START Provided records
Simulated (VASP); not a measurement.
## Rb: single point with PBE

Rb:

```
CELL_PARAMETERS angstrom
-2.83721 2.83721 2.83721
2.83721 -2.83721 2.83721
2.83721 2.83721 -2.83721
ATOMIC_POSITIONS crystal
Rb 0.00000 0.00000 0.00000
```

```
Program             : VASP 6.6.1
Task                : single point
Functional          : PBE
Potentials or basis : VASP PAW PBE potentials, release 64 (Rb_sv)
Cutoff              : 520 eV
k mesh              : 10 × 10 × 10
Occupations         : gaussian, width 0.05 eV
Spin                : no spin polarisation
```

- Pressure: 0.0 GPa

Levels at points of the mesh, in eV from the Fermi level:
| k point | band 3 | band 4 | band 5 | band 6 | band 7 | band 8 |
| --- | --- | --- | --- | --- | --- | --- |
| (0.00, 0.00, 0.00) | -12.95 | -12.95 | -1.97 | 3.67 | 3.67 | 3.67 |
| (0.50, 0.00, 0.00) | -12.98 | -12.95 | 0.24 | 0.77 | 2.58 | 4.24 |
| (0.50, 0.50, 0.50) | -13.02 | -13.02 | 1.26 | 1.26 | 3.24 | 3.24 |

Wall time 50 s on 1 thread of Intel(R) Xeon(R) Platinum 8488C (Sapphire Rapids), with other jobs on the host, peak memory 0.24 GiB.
END Provided records

Would you output, unchanged, each line from the start of the records to the line that holds "3.24 | 3.24 |", both included and nothing else?

- Problem solution -
Simulated (VASP); not a measurement.
## Rb: single point with PBE

Rb:

```
CELL_PARAMETERS angstrom
-2.83721 2.83721 2.83721
2.83721 -2.83721 2.83721
2.83721 2.83721 -2.83721
ATOMIC_POSITIONS crystal
Rb 0.00000 0.00000 0.00000
```

```
Program             : VASP 6.6.1
Task                : single point
Functional          : PBE
Potentials or basis : VASP PAW PBE potentials, release 64 (Rb_sv)
Cutoff              : 520 eV
k mesh              : 10 × 10 × 10
Occupations         : gaussian, width 0.05 eV
Spin                : no spin polarisation
```

- Pressure: 0.0 GPa

Levels at points of the mesh, in eV from the Fermi level:
| k point | band 3 | band 4 | band 5 | band 6 | band 7 | band 8 |
| --- | --- | --- | --- | --- | --- | --- |
| (0.00, 0.00, 0.00) | -12.95 | -12.95 | -1.97 | 3.67 | 3.67 | 3.67 |
| (0.50, 0.00, 0.00) | -12.98 | -12.95 | 0.24 | 0.77 | 2.58 | 4.24 |
| (0.50, 0.50, 0.50) | -13.02 | -13.02 | 1.26 | 1.26 | 3.24 | 3.24 |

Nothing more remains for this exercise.